## Dataset entries
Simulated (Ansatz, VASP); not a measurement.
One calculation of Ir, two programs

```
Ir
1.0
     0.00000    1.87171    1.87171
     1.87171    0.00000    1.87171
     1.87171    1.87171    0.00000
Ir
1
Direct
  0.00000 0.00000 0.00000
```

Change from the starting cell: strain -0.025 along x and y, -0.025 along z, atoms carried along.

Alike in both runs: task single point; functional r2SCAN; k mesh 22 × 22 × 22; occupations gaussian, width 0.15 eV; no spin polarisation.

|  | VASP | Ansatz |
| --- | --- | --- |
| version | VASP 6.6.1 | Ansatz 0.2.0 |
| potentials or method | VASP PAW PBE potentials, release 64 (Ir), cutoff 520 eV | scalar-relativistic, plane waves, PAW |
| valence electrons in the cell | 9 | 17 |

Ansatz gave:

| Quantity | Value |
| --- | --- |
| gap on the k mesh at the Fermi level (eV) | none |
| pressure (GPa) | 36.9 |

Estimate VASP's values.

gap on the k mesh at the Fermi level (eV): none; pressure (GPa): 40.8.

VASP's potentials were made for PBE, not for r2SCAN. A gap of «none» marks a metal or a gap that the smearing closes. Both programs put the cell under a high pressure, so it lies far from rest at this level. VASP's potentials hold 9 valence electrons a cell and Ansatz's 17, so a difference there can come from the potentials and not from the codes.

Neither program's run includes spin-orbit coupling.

## Work request
Extract the lines of the preceding material that run from the line with "(eV) | none |" through the line with "gap on the k mesh at the Fermi level (eV): none;", inclusive, reproducing them exactly and adding nothing.

## Written answer
| gap on the k mesh at the Fermi level (eV) | none |
| pressure (GPa) | 36.9 |

Estimate VASP's values.

gap on the k mesh at the Fermi level (eV): none; pressure (GPa): 40.8.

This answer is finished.